Work order
From the listing below, copy only the lines running from the line that contains "Runs of VASP" to the line that contains "Alike in all", both included.

Data excerpts
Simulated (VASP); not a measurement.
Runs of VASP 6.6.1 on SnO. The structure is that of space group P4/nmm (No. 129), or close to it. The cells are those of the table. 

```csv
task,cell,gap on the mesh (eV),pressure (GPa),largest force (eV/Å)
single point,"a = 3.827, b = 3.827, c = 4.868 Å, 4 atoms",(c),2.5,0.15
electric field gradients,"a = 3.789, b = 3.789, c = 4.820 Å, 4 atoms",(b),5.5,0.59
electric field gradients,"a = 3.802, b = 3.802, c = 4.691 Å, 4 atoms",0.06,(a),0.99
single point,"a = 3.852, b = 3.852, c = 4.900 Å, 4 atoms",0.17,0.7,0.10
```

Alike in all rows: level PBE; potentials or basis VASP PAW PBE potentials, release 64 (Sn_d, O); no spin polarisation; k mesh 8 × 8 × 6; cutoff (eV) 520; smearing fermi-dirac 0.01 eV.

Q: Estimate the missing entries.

Exercise solution
Runs of VASP 6.6.1 on SnO. The structure is that of space group P4/nmm (No. 129), or close to it. The cells are those of the table. 

```csv
task,cell,gap on the mesh (eV),pressure (GPa),largest force (eV/Å)
single point,"a = 3.827, b = 3.827, c = 4.868 Å, 4 atoms",(c),2.5,0.15
electric field gradients,"a = 3.789, b = 3.789, c = 4.820 Å, 4 atoms",(b),5.5,0.59
electric field gradients,"a = 3.802, b = 3.802, c = 4.691 Å, 4 atoms",0.06,(a),0.99
single point,"a = 3.852, b = 3.852, c = 4.900 Å, 4 atoms",0.17,0.7,0.10
```

Alike in all rows: level PBE; potentials or basis VASP PAW PBE potentials, release 64 (Sn_d, O); no spin polarisation; k mesh 8 × 8 × 6; cutoff (eV) 520; smearing fermi-dirac 0.01 eV.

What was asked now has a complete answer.